### Record extracts
******

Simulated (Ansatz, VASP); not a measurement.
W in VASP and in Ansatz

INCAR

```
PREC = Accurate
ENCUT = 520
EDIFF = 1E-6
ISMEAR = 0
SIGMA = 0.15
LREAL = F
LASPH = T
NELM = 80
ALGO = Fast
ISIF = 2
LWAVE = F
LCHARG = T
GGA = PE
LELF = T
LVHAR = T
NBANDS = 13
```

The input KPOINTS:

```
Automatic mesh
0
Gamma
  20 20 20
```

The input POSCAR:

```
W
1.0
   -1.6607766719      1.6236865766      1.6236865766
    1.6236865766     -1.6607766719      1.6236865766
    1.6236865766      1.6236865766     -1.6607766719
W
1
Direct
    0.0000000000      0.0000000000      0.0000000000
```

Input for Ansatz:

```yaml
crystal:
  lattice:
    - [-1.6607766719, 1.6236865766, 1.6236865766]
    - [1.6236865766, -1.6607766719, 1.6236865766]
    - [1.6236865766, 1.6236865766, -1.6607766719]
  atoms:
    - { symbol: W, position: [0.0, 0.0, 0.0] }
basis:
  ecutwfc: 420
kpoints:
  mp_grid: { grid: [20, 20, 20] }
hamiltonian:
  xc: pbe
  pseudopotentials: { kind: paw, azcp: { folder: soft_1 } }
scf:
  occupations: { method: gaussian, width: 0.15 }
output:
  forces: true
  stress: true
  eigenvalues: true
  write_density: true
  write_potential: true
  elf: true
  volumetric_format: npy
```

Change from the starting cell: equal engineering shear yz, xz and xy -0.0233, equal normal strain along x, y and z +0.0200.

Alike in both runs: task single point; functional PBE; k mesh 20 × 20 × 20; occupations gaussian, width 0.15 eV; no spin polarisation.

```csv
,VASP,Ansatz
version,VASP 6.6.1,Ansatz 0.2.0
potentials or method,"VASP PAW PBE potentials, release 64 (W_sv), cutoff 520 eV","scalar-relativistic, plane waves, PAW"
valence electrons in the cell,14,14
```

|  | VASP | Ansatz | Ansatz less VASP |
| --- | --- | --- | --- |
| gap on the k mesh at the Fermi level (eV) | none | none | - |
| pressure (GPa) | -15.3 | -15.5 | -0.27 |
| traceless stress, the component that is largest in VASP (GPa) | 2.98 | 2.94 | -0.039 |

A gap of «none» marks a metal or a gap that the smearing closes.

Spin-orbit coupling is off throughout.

******

### Work task
Exactly as they stand, set down the lines from the top of the data through the line with "the smearing closes.".

### Your solution
Simulated (Ansatz, VASP); not a measurement.
W in VASP and in Ansatz

INCAR

```
PREC = Accurate
ENCUT = 520
EDIFF = 1E-6
ISMEAR = 0
SIGMA = 0.15
LREAL = F
LASPH = T
NELM = 80
ALGO = Fast
ISIF = 2
LWAVE = F
LCHARG = T
GGA = PE
LELF = T
LVHAR = T
NBANDS = 13
```

The input KPOINTS:

```
Automatic mesh
0
Gamma
  20 20 20
```

The input POSCAR:

```
W
1.0
   -1.6607766719      1.6236865766      1.6236865766
    1.6236865766     -1.6607766719      1.6236865766
    1.6236865766      1.6236865766     -1.6607766719
W
1
Direct
    0.0000000000      0.0000000000      0.0000000000
```

Input for Ansatz:

```yaml
crystal:
  lattice:
    - [-1.6607766719, 1.6236865766, 1.6236865766]
    - [1.6236865766, -1.6607766719, 1.6236865766]
    - [1.6236865766, 1.6236865766, -1.6607766719]
  atoms:
    - { symbol: W, position: [0.0, 0.0, 0.0] }
basis:
  ecutwfc: 420
kpoints:
  mp_grid: { grid: [20, 20, 20] }
hamiltonian:
  xc: pbe
  pseudopotentials: { kind: paw, azcp: { folder: soft_1 } }
scf:
  occupations: { method: gaussian, width: 0.15 }
output:
  forces: true
  stress: true
  eigenvalues: true
  write_density: true
  write_potential: true
  elf: true
  volumetric_format: npy
```

Change from the starting cell: equal engineering shear yz, xz and xy -0.0233, equal normal strain along x, y and z +0.0200.

Alike in both runs: task single point; functional PBE; k mesh 20 × 20 × 20; occupations gaussian, width 0.15 eV; no spin polarisation.

```csv
,VASP,Ansatz
version,VASP 6.6.1,Ansatz 0.2.0
potentials or method,"VASP PAW PBE potentials, release 64 (W_sv), cutoff 520 eV","scalar-relativistic, plane waves, PAW"
valence electrons in the cell,14,14
```

|  | VASP | Ansatz | Ansatz less VASP |
| --- | --- | --- | --- |
| gap on the k mesh at the Fermi level (eV) | none | none | - |
| pressure (GPa) | -15.3 | -15.5 | -0.27 |
| traceless stress, the component that is largest in VASP (GPa) | 2.98 | 2.94 | -0.039 |

A gap of «none» marks a metal or a gap that the smearing closes.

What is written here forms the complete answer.